Go through the entries and set each one down exactly.

***

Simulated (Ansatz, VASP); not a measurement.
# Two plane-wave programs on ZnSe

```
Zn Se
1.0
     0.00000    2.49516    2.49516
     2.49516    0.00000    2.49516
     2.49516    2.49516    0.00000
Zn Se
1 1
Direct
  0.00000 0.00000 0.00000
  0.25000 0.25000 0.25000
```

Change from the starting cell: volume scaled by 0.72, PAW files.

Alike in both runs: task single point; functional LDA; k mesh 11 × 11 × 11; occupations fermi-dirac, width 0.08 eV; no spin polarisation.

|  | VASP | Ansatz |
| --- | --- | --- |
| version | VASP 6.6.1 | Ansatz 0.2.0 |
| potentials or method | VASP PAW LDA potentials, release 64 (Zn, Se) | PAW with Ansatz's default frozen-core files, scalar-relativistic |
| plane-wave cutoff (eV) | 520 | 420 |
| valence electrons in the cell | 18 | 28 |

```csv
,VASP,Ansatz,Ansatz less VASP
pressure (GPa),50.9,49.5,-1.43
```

***

§ **TASK ANSWER**
Simulated (Ansatz, VASP); not a measurement.
# Two plane-wave programs on ZnSe

```
Zn Se
1.0
     0.00000    2.49516    2.49516
     2.49516    0.00000    2.49516
     2.49516    2.49516    0.00000
Zn Se
1 1
Direct
  0.00000 0.00000 0.00000
  0.25000 0.25000 0.25000
```

Change from the starting cell: volume scaled by 0.72, PAW files.

Alike in both runs: task single point; functional LDA; k mesh 11 × 11 × 11; occupations fermi-dirac, width 0.08 eV; no spin polarisation.

|  | VASP | Ansatz |
| --- | --- | --- |
| version | VASP 6.6.1 | Ansatz 0.2.0 |
| potentials or method | VASP PAW LDA potentials, release 64 (Zn, Se) | PAW with Ansatz's default frozen-core files, scalar-relativistic |
| plane-wave cutoff (eV) | 520 | 420 |
| valence electrons in the cell | 18 | 28 |

```csv
,VASP,Ansatz,Ansatz less VASP
pressure (GPa),50.9,49.5,-1.43
```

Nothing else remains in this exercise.